Activity: Give back the entries verbatim.

- Opening Delimiter -

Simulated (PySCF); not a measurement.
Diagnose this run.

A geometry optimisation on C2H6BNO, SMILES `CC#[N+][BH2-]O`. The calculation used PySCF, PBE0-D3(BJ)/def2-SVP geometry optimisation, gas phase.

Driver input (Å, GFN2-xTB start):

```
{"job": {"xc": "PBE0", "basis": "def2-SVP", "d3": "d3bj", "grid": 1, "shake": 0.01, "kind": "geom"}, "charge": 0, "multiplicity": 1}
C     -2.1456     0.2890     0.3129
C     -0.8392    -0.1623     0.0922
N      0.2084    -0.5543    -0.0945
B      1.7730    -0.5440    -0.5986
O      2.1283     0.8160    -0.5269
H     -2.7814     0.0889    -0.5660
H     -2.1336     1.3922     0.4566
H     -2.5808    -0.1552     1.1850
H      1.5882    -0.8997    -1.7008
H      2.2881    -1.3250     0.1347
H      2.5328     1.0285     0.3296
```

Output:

- Closing Delimiter -

Task answer:
Simulated (PySCF); not a measurement.
Diagnose this run.

A geometry optimisation on C2H6BNO, SMILES `CC#[N+][BH2-]O`. The calculation used PySCF, PBE0-D3(BJ)/def2-SVP geometry optimisation, gas phase.

Driver input (Å, GFN2-xTB start):

```
{"job": {"xc": "PBE0", "basis": "def2-SVP", "d3": "d3bj", "grid": 1, "shake": 0.01, "kind": "geom"}, "charge": 0, "multiplicity": 1}
C     -2.1456     0.2890     0.3129
C     -0.8392    -0.1623     0.0922
N      0.2084    -0.5543    -0.0945
B      1.7730    -0.5440    -0.5986
O      2.1283     0.8160    -0.5269
H     -2.7814     0.0889    -0.5660
H     -2.1336     1.3922     0.4566
H     -2.5808    -0.1552     1.1850
H      1.5882    -0.8997    -1.7008
H      2.2881    -1.3250     0.1347
H      2.5328     1.0285     0.3296
```

Output:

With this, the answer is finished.